Character for character, write out the data below.

Top of RECORDED INFORMATION

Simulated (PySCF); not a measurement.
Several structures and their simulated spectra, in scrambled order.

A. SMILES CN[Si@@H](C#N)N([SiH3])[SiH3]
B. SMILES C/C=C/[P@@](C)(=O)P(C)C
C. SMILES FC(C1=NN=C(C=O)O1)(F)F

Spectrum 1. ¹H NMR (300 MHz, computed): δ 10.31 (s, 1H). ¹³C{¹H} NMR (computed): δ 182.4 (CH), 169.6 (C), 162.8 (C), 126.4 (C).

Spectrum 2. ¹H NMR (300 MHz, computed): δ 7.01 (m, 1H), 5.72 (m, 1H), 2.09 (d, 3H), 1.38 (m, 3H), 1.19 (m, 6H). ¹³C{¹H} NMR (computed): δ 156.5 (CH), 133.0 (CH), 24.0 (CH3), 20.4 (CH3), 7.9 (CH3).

Bottom of RECORDED INFORMATION

▶ [EXERCISE RESPONSE]:
Simulated (PySCF); not a measurement.
Several structures and their simulated spectra, in scrambled order.

A. SMILES CN[Si@@H](C#N)N([SiH3])[SiH3]
B. SMILES C/C=C/[P@@](C)(=O)P(C)C
C. SMILES FC(C1=NN=C(C=O)O1)(F)F

Spectrum 1. ¹H NMR (300 MHz, computed): δ 10.31 (s, 1H). ¹³C{¹H} NMR (computed): δ 182.4 (CH), 169.6 (C), 162.8 (C), 126.4 (C).

Spectrum 2. ¹H NMR (300 MHz, computed): δ 7.01 (m, 1H), 5.72 (m, 1H), 2.09 (d, 3H), 1.38 (m, 3H), 1.19 (m, 6H). ¹³C{¹H} NMR (computed): δ 156.5 (CH), 133.0 (CH), 24.0 (CH3), 20.4 (CH3), 7.9 (CH3).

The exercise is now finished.